Print the lines of the data, starting with the first, up to and including the line where "Change from the" appears.

→ Data listing
╭──

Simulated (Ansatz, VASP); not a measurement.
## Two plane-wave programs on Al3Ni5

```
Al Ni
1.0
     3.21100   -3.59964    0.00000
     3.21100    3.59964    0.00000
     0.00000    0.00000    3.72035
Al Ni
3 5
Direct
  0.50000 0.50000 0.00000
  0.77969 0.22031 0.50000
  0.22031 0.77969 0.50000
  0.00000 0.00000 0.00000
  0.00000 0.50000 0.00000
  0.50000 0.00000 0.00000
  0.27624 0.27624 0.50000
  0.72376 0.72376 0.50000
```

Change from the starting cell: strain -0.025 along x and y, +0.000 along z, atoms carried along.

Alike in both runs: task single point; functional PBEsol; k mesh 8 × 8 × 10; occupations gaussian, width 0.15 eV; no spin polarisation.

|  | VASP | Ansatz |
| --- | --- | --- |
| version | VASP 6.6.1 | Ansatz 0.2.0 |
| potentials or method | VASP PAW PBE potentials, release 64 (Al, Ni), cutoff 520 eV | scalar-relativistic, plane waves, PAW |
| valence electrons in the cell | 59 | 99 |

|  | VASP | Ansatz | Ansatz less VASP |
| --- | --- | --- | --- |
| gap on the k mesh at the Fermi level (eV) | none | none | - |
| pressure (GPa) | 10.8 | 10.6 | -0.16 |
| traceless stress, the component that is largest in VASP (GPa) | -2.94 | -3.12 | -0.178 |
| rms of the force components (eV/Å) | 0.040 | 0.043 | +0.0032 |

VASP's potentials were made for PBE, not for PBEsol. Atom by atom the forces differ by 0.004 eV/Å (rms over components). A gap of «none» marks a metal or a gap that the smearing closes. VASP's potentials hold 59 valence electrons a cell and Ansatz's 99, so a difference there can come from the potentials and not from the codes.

╰──

→ Task answer
Simulated (Ansatz, VASP); not a measurement.
## Two plane-wave programs on Al3Ni5

```
Al Ni
1.0
     3.21100   -3.59964    0.00000
     3.21100    3.59964    0.00000
     0.00000    0.00000    3.72035
Al Ni
3 5
Direct
  0.50000 0.50000 0.00000
  0.77969 0.22031 0.50000
  0.22031 0.77969 0.50000
  0.00000 0.00000 0.00000
  0.00000 0.50000 0.00000
  0.50000 0.00000 0.00000
  0.27624 0.27624 0.50000
  0.72376 0.72376 0.50000
```

Change from the starting cell: strain -0.025 along x and y, +0.000 along z, atoms carried along.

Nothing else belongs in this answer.